### Activity
Reprint the full listing exactly.

※

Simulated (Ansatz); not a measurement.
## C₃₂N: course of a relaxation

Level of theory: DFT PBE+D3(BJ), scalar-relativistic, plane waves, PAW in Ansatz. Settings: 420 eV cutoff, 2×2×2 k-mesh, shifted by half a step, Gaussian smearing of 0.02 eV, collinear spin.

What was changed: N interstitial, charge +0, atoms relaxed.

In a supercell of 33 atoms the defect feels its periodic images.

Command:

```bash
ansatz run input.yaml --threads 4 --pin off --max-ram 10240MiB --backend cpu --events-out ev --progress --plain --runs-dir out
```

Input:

※

### Response box
Simulated (Ansatz); not a measurement.
## C₃₂N: course of a relaxation

Level of theory: DFT PBE+D3(BJ), scalar-relativistic, plane waves, PAW in Ansatz. Settings: 420 eV cutoff, 2×2×2 k-mesh, shifted by half a step, Gaussian smearing of 0.02 eV, collinear spin.

What was changed: N interstitial, charge +0, atoms relaxed.

In a supercell of 33 atoms the defect feels its periodic images.

Command:

```bash
ansatz run input.yaml --threads 4 --pin off --max-ram 10240MiB --backend cpu --events-out ev --progress --plain --runs-dir out
```

Input:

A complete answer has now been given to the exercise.